* Brief
Repeat exactly the lines from the start of the entries below through the line containing "The pressure is its mean diagonal, -6.06 GPa.". Omit the rest.

· · ·

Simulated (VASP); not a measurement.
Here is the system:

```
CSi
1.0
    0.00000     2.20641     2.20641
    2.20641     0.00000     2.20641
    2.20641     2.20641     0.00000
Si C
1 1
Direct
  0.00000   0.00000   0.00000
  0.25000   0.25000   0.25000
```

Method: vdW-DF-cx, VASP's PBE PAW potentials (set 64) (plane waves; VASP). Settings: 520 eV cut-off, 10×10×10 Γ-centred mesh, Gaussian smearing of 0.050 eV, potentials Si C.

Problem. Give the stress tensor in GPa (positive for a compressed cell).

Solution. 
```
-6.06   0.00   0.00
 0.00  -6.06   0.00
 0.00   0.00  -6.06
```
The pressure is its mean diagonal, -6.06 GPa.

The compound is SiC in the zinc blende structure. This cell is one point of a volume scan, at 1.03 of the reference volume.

· · ·

* Your response
Simulated (VASP); not a measurement.
Here is the system:

```
CSi
1.0
    0.00000     2.20641     2.20641
    2.20641     0.00000     2.20641
    2.20641     2.20641     0.00000
Si C
1 1
Direct
  0.00000   0.00000   0.00000
  0.25000   0.25000   0.25000
```

Method: vdW-DF-cx, VASP's PBE PAW potentials (set 64) (plane waves; VASP). Settings: 520 eV cut-off, 10×10×10 Γ-centred mesh, Gaussian smearing of 0.050 eV, potentials Si C.

Problem. Give the stress tensor in GPa (positive for a compressed cell).

Solution. 
```
-6.06   0.00   0.00
 0.00  -6.06   0.00
 0.00   0.00  -6.06
```
The pressure is its mean diagonal, -6.06 GPa.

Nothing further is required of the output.